### Required action
Each entry in the listing below should be returned precisely as it is.

### Dataset records
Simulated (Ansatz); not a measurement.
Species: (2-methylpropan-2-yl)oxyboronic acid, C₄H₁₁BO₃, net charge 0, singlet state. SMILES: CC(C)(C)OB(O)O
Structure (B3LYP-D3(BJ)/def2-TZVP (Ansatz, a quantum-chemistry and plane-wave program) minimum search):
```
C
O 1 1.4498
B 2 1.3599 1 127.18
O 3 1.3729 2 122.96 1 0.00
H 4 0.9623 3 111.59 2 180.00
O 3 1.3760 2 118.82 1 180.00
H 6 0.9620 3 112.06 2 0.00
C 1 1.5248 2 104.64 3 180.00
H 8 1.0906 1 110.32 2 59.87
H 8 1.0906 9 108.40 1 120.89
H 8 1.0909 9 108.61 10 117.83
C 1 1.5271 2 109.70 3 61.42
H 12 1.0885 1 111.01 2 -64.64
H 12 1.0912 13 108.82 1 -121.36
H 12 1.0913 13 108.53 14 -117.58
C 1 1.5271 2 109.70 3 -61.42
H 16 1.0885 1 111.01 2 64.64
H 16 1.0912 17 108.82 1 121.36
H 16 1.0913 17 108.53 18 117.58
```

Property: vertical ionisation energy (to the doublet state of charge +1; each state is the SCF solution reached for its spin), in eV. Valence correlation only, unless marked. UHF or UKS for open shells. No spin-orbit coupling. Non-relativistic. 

### Exercise answer
Simulated (Ansatz); not a measurement.
Species: (2-methylpropan-2-yl)oxyboronic acid, C₄H₁₁BO₃, net charge 0, singlet state. SMILES: CC(C)(C)OB(O)O
Structure (B3LYP-D3(BJ)/def2-TZVP (Ansatz, a quantum-chemistry and plane-wave program) minimum search):
```
C
O 1 1.4498
B 2 1.3599 1 127.18
O 3 1.3729 2 122.96 1 0.00
H 4 0.9623 3 111.59 2 180.00
O 3 1.3760 2 118.82 1 180.00
H 6 0.9620 3 112.06 2 0.00
C 1 1.5248 2 104.64 3 180.00
H 8 1.0906 1 110.32 2 59.87
H 8 1.0906 9 108.40 1 120.89
H 8 1.0909 9 108.61 10 117.83
C 1 1.5271 2 109.70 3 61.42
H 12 1.0885 1 111.01 2 -64.64
H 12 1.0912 13 108.82 1 -121.36
H 12 1.0913 13 108.53 14 -117.58
C 1 1.5271 2 109.70 3 -61.42
H 16 1.0885 1 111.01 2 64.64
H 16 1.0912 17 108.82 1 121.36
H 16 1.0913 17 108.53 18 117.58
```

Property: vertical ionisation energy (to the doublet state of charge +1; each state is the SCF solution reached for its spin), in eV. Valence correlation only, unless marked. UHF or UKS for open shells. No spin-orbit coupling. Non-relativistic. 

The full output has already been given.